*Task item:* Everything from the line containing "Question: Rank from" through the line containing "with C5–C6–C7–C8 147°" should be repeated exactly, and nothing else from the data.

§
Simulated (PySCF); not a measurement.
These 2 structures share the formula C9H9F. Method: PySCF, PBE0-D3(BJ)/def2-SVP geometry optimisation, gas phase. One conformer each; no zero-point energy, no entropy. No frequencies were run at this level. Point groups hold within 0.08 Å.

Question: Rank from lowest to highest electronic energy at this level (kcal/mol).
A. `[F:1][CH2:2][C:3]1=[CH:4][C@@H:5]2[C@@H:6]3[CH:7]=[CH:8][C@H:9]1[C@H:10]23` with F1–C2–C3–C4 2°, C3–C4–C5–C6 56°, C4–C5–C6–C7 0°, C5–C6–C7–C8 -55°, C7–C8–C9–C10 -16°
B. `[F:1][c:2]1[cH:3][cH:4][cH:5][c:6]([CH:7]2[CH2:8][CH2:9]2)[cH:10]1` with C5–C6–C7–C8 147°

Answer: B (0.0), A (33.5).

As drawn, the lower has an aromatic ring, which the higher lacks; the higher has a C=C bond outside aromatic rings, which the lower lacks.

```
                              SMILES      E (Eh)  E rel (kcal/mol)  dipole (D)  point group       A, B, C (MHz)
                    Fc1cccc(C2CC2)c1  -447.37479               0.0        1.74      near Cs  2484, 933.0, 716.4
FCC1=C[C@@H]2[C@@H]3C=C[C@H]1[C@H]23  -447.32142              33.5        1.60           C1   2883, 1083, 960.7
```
§

*Written reply:*
Question: Rank from lowest to highest electronic energy at this level (kcal/mol).
A. `[F:1][CH2:2][C:3]1=[CH:4][C@@H:5]2[C@@H:6]3[CH:7]=[CH:8][C@H:9]1[C@H:10]23` with F1–C2–C3–C4 2°, C3–C4–C5–C6 56°, C4–C5–C6–C7 0°, C5–C6–C7–C8 -55°, C7–C8–C9–C10 -16°
B. `[F:1][c:2]1[cH:3][cH:4][cH:5][c:6]([CH:7]2[CH2:8][CH2:9]2)[cH:10]1` with C5–C6–C7–C8 147°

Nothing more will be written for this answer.